[Action item]
Consider the listing below. Extract exactly the lines from the line containing "15.56 Å³/atom |" to the line containing "All runs of", both included.

[Supplied entries]
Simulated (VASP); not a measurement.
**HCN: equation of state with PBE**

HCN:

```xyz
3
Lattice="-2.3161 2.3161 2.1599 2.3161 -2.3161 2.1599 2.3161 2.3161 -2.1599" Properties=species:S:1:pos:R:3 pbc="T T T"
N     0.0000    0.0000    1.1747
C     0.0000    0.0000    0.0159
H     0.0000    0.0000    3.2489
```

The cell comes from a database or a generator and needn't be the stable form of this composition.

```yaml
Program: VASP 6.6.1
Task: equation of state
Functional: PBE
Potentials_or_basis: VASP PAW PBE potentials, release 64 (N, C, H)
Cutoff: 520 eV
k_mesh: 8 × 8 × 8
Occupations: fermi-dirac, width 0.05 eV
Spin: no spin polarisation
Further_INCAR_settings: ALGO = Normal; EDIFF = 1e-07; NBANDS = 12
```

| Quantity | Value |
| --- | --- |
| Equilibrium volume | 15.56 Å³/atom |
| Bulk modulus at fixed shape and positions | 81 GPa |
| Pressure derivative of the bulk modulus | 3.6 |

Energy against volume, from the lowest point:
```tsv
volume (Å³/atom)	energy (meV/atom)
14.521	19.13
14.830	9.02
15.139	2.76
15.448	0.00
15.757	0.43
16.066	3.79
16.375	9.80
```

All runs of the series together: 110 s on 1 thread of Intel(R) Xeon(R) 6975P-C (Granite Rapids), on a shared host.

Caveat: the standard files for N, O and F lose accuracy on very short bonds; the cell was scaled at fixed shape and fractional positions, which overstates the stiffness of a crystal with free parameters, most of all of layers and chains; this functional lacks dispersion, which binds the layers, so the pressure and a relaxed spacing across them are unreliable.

[Exercise output]
| Equilibrium volume | 15.56 Å³/atom |
| Bulk modulus at fixed shape and positions | 81 GPa |
| Pressure derivative of the bulk modulus | 3.6 |

Energy against volume, from the lowest point:
```tsv
volume (Å³/atom)	energy (meV/atom)
14.521	19.13
14.830	9.02
15.139	2.76
15.448	0.00
15.757	0.43
16.066	3.79
16.375	9.80
```

All runs of the series together: 110 s on 1 thread of Intel(R) Xeon(R) 6975P-C (Granite Rapids), on a shared host.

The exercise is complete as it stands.